> REQUIRED ACTION
Extract all records. Keep each one exact.

-- -- --
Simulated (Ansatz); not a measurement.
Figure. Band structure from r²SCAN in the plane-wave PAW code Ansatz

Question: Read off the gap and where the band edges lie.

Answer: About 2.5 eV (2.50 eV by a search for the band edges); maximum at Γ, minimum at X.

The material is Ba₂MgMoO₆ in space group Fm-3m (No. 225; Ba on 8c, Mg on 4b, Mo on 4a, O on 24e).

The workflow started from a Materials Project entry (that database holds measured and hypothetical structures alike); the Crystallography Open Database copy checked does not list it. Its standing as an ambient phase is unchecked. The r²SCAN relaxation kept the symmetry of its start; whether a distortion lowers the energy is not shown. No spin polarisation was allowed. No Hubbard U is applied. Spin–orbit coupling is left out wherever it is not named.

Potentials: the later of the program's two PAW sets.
-- -- --

> EXPECTED ANSWER
Simulated (Ansatz); not a measurement.
Figure. Band structure from r²SCAN in the plane-wave PAW code Ansatz

Question: Read off the gap and where the band edges lie.

Answer: About 2.5 eV (2.50 eV by a search for the band edges); maximum at Γ, minimum at X.

The material is Ba₂MgMoO₆ in space group Fm-3m (No. 225; Ba on 8c, Mg on 4b, Mo on 4a, O on 24e).

The workflow started from a Materials Project entry (that database holds measured and hypothetical structures alike); the Crystallography Open Database copy checked does not list it. Its standing as an ambient phase is unchecked. The r²SCAN relaxation kept the symmetry of its start; whether a distortion lowers the energy is not shown. No spin polarisation was allowed. No Hubbard U is applied. Spin–orbit coupling is left out wherever it is not named.

Potentials: the later of the program's two PAW sets.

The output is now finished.